Activity
Please reproduce the listing in full, exactly as given.

Given data
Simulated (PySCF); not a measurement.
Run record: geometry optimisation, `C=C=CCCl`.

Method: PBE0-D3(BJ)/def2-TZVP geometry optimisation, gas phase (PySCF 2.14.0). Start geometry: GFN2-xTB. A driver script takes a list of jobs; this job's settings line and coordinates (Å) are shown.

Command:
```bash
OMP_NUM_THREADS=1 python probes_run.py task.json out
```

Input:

Your solution
Simulated (PySCF); not a measurement.
Run record: geometry optimisation, `C=C=CCCl`.

Method: PBE0-D3(BJ)/def2-TZVP geometry optimisation, gas phase (PySCF 2.14.0). Start geometry: GFN2-xTB. A driver script takes a list of jobs; this job's settings line and coordinates (Å) are shown.

Command:
```bash
OMP_NUM_THREADS=1 python probes_run.py task.json out
```

Input:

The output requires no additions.